» **Required action**:
Repeat each entry word for word.

» **Data under study**:
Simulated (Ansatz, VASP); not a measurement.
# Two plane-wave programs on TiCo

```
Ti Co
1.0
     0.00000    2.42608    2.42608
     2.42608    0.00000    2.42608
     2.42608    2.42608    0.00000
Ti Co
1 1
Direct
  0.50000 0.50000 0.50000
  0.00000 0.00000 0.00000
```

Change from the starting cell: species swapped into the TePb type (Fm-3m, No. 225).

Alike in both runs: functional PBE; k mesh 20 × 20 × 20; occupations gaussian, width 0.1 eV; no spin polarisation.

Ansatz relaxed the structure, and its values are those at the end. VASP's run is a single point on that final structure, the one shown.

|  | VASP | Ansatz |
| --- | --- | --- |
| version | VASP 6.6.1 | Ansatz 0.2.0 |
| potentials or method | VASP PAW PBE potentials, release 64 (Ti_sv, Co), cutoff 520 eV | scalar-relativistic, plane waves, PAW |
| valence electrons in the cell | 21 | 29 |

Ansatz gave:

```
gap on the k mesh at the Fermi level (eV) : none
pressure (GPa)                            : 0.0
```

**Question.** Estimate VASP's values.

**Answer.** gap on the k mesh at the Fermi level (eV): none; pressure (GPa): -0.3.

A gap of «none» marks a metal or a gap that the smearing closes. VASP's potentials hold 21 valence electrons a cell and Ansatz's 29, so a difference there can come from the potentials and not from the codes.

» **Exercise result**:
Simulated (Ansatz, VASP); not a measurement.
# Two plane-wave programs on TiCo

```
Ti Co
1.0
     0.00000    2.42608    2.42608
     2.42608    0.00000    2.42608
     2.42608    2.42608    0.00000
Ti Co
1 1
Direct
  0.50000 0.50000 0.50000
  0.00000 0.00000 0.00000
```

Change from the starting cell: species swapped into the TePb type (Fm-3m, No. 225).

Alike in both runs: functional PBE; k mesh 20 × 20 × 20; occupations gaussian, width 0.1 eV; no spin polarisation.

Ansatz relaxed the structure, and its values are those at the end. VASP's run is a single point on that final structure, the one shown.

|  | VASP | Ansatz |
| --- | --- | --- |
| version | VASP 6.6.1 | Ansatz 0.2.0 |
| potentials or method | VASP PAW PBE potentials, release 64 (Ti_sv, Co), cutoff 520 eV | scalar-relativistic, plane waves, PAW |
| valence electrons in the cell | 21 | 29 |

Ansatz gave:

```
gap on the k mesh at the Fermi level (eV) : none
pressure (GPa)                            : 0.0
```

**Question.** Estimate VASP's values.

**Answer.** gap on the k mesh at the Fermi level (eV): none; pressure (GPa): -0.3.

A gap of «none» marks a metal or a gap that the smearing closes. VASP's potentials hold 21 valence electrons a cell and Ansatz's 29, so a difference there can come from the potentials and not from the codes.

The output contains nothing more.